Exercise
All lines from the opening of the data to the line containing "Change from the" must be returned unchanged, and only those lines.

Dataset extract
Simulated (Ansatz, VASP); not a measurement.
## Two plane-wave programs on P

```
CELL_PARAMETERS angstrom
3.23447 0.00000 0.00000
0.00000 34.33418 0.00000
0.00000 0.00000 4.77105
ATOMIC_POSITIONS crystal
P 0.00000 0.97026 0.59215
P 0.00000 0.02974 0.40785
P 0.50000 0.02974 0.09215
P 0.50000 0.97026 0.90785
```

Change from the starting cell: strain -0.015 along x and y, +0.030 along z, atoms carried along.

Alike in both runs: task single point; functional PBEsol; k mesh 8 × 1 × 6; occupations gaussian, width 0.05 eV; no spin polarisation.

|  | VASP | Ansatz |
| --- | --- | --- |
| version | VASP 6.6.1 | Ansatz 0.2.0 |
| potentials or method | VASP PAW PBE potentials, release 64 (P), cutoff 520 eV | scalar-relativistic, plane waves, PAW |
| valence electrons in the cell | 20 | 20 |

Exercise output
Simulated (Ansatz, VASP); not a measurement.
## Two plane-wave programs on P

```
CELL_PARAMETERS angstrom
3.23447 0.00000 0.00000
0.00000 34.33418 0.00000
0.00000 0.00000 4.77105
ATOMIC_POSITIONS crystal
P 0.00000 0.97026 0.59215
P 0.00000 0.02974 0.40785
P 0.50000 0.02974 0.09215
P 0.50000 0.97026 0.90785
```

Change from the starting cell: strain -0.015 along x and y, +0.030 along z, atoms carried along.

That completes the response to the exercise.